● The data:
☆ ☆ ☆

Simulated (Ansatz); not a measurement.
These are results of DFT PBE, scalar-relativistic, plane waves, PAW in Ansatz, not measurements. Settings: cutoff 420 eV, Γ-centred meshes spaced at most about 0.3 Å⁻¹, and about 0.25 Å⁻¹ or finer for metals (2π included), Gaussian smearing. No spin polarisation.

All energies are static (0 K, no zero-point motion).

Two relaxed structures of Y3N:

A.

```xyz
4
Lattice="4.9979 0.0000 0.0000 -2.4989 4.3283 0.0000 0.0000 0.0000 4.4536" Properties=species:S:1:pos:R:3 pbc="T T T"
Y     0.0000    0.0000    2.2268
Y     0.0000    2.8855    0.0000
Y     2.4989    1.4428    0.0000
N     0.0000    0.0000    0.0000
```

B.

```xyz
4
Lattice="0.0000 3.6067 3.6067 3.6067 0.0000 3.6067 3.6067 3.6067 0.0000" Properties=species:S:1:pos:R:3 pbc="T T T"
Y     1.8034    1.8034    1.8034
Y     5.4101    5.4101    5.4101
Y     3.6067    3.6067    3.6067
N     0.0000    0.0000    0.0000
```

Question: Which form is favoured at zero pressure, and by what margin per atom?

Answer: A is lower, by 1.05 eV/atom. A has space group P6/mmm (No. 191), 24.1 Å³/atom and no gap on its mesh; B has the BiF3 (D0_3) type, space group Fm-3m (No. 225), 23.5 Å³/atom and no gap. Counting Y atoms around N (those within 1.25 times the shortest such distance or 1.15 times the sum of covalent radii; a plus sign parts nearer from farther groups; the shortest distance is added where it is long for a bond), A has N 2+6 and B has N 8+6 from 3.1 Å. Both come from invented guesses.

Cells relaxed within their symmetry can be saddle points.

☆ ☆ ☆

Reproduce word for word the material above, beginning with the line that contains "All energies are" and ending with the line that contains "Answer: A is".

All energies are static (0 K, no zero-point motion).

Two relaxed structures of Y3N:

A.

```xyz
4
Lattice="4.9979 0.0000 0.0000 -2.4989 4.3283 0.0000 0.0000 0.0000 4.4536" Properties=species:S:1:pos:R:3 pbc="T T T"
Y     0.0000    0.0000    2.2268
Y     0.0000    2.8855    0.0000
Y     2.4989    1.4428    0.0000
N     0.0000    0.0000    0.0000
```

B.

```xyz
4
Lattice="0.0000 3.6067 3.6067 3.6067 0.0000 3.6067 3.6067 3.6067 0.0000" Properties=species:S:1:pos:R:3 pbc="T T T"
Y     1.8034    1.8034    1.8034
Y     5.4101    5.4101    5.4101
Y     3.6067    3.6067    3.6067
N     0.0000    0.0000    0.0000
```

Question: Which form is favoured at zero pressure, and by what margin per atom?

Answer: A is lower, by 1.05 eV/atom. A has space group P6/mmm (No. 191), 24.1 Å³/atom and no gap on its mesh; B has the BiF3 (D0_3) type, space group Fm-3m (No. 225), 23.5 Å³/atom and no gap. Counting Y atoms around N (those within 1.25 times the shortest such distance or 1.15 times the sum of covalent radii; a plus sign parts nearer from farther groups; the shortest distance is added where it is long for a bond), A has N 2+6 and B has N 8+6 from 3.1 Å. Both come from invented guesses.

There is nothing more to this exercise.